Information supplied: Begin
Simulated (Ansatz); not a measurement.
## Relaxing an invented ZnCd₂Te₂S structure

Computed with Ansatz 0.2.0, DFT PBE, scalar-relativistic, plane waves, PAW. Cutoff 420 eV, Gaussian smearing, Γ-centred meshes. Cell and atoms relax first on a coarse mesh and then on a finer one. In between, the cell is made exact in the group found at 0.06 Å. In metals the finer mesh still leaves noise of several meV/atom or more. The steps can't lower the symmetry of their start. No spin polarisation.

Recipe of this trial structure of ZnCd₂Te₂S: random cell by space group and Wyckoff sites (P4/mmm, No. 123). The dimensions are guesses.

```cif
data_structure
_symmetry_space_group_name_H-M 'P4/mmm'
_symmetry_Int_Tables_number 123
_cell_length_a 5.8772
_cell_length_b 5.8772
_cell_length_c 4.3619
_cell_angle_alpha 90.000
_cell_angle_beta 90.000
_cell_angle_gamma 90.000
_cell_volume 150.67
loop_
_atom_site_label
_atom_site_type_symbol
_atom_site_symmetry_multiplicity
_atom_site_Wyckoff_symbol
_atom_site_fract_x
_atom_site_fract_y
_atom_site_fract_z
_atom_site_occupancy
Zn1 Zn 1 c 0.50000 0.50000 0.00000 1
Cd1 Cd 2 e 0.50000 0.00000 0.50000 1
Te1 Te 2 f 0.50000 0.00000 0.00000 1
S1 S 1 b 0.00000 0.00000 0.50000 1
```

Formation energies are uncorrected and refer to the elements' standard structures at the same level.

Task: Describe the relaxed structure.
Information supplied: End

Exercise: All lines from the beginning of the material above through the one with "## Relaxing an invented ZnCd₂Te₂S structure" need to be returned exactly; please return those and only those.

Written response:
Simulated (Ansatz); not a measurement.
## Relaxing an invented ZnCd₂Te₂S structure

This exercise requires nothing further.